──────── Raw data ────────
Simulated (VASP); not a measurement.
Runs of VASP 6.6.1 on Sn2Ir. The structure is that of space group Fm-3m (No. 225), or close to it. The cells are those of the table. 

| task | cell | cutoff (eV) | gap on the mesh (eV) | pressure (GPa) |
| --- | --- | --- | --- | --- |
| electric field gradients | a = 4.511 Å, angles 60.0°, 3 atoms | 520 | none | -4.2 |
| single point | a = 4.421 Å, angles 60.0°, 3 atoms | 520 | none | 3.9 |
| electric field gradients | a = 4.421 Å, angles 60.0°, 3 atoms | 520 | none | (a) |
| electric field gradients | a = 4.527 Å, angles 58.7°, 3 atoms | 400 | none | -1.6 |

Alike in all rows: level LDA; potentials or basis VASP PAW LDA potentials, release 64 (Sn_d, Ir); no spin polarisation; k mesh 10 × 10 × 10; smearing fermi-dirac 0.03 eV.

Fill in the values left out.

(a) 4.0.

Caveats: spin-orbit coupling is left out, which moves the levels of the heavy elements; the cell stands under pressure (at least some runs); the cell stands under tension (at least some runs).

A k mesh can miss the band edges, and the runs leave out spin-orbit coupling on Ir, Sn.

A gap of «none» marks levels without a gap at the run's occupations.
────────

* **Brief**:
Exactly as they appear, retype the lines from the start of the records through the line containing "A k mesh can".

* **Answer area**:
Simulated (VASP); not a measurement.
Runs of VASP 6.6.1 on Sn2Ir. The structure is that of space group Fm-3m (No. 225), or close to it. The cells are those of the table. 

| task | cell | cutoff (eV) | gap on the mesh (eV) | pressure (GPa) |
| --- | --- | --- | --- | --- |
| electric field gradients | a = 4.511 Å, angles 60.0°, 3 atoms | 520 | none | -4.2 |
| single point | a = 4.421 Å, angles 60.0°, 3 atoms | 520 | none | 3.9 |
| electric field gradients | a = 4.421 Å, angles 60.0°, 3 atoms | 520 | none | (a) |
| electric field gradients | a = 4.527 Å, angles 58.7°, 3 atoms | 400 | none | -1.6 |

Alike in all rows: level LDA; potentials or basis VASP PAW LDA potentials, release 64 (Sn_d, Ir); no spin polarisation; k mesh 10 × 10 × 10; smearing fermi-dirac 0.03 eV.

Fill in the values left out.

(a) 4.0.

Caveats: spin-orbit coupling is left out, which moves the levels of the heavy elements; the cell stands under pressure (at least some runs); the cell stands under tension (at least some runs).

A k mesh can miss the band edges, and the runs leave out spin-orbit coupling on Ir, Sn.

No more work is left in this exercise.